:: Records provided
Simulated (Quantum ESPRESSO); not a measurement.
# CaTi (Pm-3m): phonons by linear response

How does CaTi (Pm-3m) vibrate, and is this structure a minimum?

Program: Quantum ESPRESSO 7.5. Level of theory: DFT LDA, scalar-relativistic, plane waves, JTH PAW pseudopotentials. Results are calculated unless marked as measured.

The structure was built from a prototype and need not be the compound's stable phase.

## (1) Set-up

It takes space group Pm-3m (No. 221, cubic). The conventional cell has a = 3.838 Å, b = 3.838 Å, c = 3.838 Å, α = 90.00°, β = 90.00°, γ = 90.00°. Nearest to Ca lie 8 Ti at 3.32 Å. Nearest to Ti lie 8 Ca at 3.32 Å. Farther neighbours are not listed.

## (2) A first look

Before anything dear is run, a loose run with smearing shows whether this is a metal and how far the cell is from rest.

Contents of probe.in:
::::

Take the lines above and retype all of them exactly.

* [Worked solution]
Simulated (Quantum ESPRESSO); not a measurement.
# CaTi (Pm-3m): phonons by linear response

How does CaTi (Pm-3m) vibrate, and is this structure a minimum?

Program: Quantum ESPRESSO 7.5. Level of theory: DFT LDA, scalar-relativistic, plane waves, JTH PAW pseudopotentials. Results are calculated unless marked as measured.

The structure was built from a prototype and need not be the compound's stable phase.

## (1) Set-up

It takes space group Pm-3m (No. 221, cubic). The conventional cell has a = 3.838 Å, b = 3.838 Å, c = 3.838 Å, α = 90.00°, β = 90.00°, γ = 90.00°. Nearest to Ca lie 8 Ti at 3.32 Å. Nearest to Ti lie 8 Ca at 3.32 Å. Farther neighbours are not listed.

## (2) A first look

Before anything dear is run, a loose run with smearing shows whether this is a metal and how far the cell is from rest.

Contents of probe.in:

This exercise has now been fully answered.